> [Study material]:
= Beginning of Section =

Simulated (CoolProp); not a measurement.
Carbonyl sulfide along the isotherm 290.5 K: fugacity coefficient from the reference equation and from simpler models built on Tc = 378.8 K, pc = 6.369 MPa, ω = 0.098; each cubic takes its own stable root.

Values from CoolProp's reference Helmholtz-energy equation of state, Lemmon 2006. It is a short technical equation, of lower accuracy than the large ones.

= End of Section =

> [Work item]:
Transcribe the records above exactly, keeping every line.

> [Answer space]:
Simulated (CoolProp); not a measurement.
Carbonyl sulfide along the isotherm 290.5 K: fugacity coefficient from the reference equation and from simpler models built on Tc = 378.8 K, pc = 6.369 MPa, ω = 0.098; each cubic takes its own stable root.

Values from CoolProp's reference Helmholtz-energy equation of state, Lemmon 2006. It is a short technical equation, of lower accuracy than the large ones.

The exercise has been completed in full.